• **WORK INSTRUCTION**: Exactly the lines from the opening of the records through the line containing "-0.536 | -1.408 |" should be copied, with both included.

%%
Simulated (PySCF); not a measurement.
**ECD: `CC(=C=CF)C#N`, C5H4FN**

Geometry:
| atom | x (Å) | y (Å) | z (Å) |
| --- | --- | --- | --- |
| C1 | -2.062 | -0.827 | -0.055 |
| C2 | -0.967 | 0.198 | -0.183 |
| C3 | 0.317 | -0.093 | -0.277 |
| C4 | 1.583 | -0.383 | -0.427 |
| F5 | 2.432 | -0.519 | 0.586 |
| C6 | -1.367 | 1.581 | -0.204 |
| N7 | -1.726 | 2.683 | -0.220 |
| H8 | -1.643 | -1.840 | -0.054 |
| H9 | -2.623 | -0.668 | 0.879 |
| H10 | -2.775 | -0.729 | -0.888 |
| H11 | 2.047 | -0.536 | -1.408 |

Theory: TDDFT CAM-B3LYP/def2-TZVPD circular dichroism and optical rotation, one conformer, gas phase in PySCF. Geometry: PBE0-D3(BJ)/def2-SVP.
%%

• **PROBLEM SOLUTION**:
Simulated (PySCF); not a measurement.
**ECD: `CC(=C=CF)C#N`, C5H4FN**

Geometry:
| atom | x (Å) | y (Å) | z (Å) |
| --- | --- | --- | --- |
| C1 | -2.062 | -0.827 | -0.055 |
| C2 | -0.967 | 0.198 | -0.183 |
| C3 | 0.317 | -0.093 | -0.277 |
| C4 | 1.583 | -0.383 | -0.427 |
| F5 | 2.432 | -0.519 | 0.586 |
| C6 | -1.367 | 1.581 | -0.204 |
| N7 | -1.726 | 2.683 | -0.220 |
| H8 | -1.643 | -1.840 | -0.054 |
| H9 | -2.623 | -0.668 | 0.879 |
| H10 | -2.775 | -0.729 | -0.888 |
| H11 | 2.047 | -0.536 | -1.408 |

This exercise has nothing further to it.